### Supplied data ###

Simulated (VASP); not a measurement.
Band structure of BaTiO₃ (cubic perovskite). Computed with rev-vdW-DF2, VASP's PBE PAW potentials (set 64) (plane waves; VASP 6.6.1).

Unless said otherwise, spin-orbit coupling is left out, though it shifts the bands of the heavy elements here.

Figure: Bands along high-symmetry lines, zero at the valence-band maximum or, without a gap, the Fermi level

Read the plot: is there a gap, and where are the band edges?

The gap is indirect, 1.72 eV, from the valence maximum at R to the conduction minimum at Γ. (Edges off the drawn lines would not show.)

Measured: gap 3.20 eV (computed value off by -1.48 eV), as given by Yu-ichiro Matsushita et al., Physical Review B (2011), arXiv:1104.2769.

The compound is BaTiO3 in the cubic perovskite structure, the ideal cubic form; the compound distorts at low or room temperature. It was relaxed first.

###

Task item
Please reproduce each line above exactly as written.

Answer box
Simulated (VASP); not a measurement.
Band structure of BaTiO₃ (cubic perovskite). Computed with rev-vdW-DF2, VASP's PBE PAW potentials (set 64) (plane waves; VASP 6.6.1).

Unless said otherwise, spin-orbit coupling is left out, though it shifts the bands of the heavy elements here.

Figure: Bands along high-symmetry lines, zero at the valence-band maximum or, without a gap, the Fermi level

Read the plot: is there a gap, and where are the band edges?

The gap is indirect, 1.72 eV, from the valence maximum at R to the conduction minimum at Γ. (Edges off the drawn lines would not show.)

Measured: gap 3.20 eV (computed value off by -1.48 eV), as given by Yu-ichiro Matsushita et al., Physical Review B (2011), arXiv:1104.2769.

The compound is BaTiO3 in the cubic perovskite structure, the ideal cubic form; the compound distorts at low or room temperature. It was relaxed first.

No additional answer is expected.